EXERCISE » Exactly the lines from the start of the data below through the line containing "- Peng-Robinson: mean" must be returned, and no others.

[[ SUPPLIED RECORDS open ]]
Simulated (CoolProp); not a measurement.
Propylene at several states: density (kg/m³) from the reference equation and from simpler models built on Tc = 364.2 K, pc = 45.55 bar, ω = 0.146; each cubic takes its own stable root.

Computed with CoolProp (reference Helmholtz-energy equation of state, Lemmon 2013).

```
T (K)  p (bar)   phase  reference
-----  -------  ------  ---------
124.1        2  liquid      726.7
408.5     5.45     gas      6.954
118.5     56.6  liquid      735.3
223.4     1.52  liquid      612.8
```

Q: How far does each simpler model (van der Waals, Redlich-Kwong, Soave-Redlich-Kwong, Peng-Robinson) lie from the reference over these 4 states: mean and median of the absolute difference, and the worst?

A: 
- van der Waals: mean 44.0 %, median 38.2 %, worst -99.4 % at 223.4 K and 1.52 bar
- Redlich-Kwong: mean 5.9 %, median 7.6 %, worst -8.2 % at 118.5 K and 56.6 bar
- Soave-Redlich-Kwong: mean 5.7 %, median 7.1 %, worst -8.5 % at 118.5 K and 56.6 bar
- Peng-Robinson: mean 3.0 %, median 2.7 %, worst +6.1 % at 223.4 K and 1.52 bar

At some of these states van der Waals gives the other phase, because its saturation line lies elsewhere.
[[ SUPPLIED RECORDS closed ]]

TASK RESPONSE »
Simulated (CoolProp); not a measurement.
Propylene at several states: density (kg/m³) from the reference equation and from simpler models built on Tc = 364.2 K, pc = 45.55 bar, ω = 0.146; each cubic takes its own stable root.

Computed with CoolProp (reference Helmholtz-energy equation of state, Lemmon 2013).

```
T (K)  p (bar)   phase  reference
-----  -------  ------  ---------
124.1        2  liquid      726.7
408.5     5.45     gas      6.954
118.5     56.6  liquid      735.3
223.4     1.52  liquid      612.8
```

Q: How far does each simpler model (van der Waals, Redlich-Kwong, Soave-Redlich-Kwong, Peng-Robinson) lie from the reference over these 4 states: mean and median of the absolute difference, and the worst?

A: 
- van der Waals: mean 44.0 %, median 38.2 %, worst -99.4 % at 223.4 K and 1.52 bar
- Redlich-Kwong: mean 5.9 %, median 7.6 %, worst -8.2 % at 118.5 K and 56.6 bar
- Soave-Redlich-Kwong: mean 5.7 %, median 7.1 %, worst -8.5 % at 118.5 K and 56.6 bar
- Peng-Robinson: mean 3.0 %, median 2.7 %, worst +6.1 % at 223.4 K and 1.52 bar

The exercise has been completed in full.